### Data extract

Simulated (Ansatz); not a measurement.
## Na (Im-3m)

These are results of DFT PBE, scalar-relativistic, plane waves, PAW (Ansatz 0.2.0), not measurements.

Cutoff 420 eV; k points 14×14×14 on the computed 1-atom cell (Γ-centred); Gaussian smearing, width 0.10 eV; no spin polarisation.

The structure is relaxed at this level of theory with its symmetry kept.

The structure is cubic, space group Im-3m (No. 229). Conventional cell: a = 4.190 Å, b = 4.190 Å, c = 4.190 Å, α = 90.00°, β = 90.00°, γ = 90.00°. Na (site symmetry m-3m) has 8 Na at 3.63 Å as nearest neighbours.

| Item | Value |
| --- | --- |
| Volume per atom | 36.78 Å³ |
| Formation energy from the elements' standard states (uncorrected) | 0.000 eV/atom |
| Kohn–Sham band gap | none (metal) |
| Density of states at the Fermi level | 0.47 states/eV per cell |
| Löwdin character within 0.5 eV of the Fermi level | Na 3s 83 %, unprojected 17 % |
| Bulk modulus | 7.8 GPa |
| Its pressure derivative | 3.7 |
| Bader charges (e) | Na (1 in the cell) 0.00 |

######

* Assigned task *
Without skipping a line, retype the full listing.

* Reply *
Simulated (Ansatz); not a measurement.
## Na (Im-3m)

These are results of DFT PBE, scalar-relativistic, plane waves, PAW (Ansatz 0.2.0), not measurements.

Cutoff 420 eV; k points 14×14×14 on the computed 1-atom cell (Γ-centred); Gaussian smearing, width 0.10 eV; no spin polarisation.

The structure is relaxed at this level of theory with its symmetry kept.

The structure is cubic, space group Im-3m (No. 229). Conventional cell: a = 4.190 Å, b = 4.190 Å, c = 4.190 Å, α = 90.00°, β = 90.00°, γ = 90.00°. Na (site symmetry m-3m) has 8 Na at 3.63 Å as nearest neighbours.

| Item | Value |
| --- | --- |
| Volume per atom | 36.78 Å³ |
| Formation energy from the elements' standard states (uncorrected) | 0.000 eV/atom |
| Kohn–Sham band gap | none (metal) |
| Density of states at the Fermi level | 0.47 states/eV per cell |
| Löwdin character within 0.5 eV of the Fermi level | Na 3s 83 %, unprojected 17 % |
| Bulk modulus | 7.8 GPa |
| Its pressure derivative | 3.7 |
| Bader charges (e) | Na (1 in the cell) 0.00 |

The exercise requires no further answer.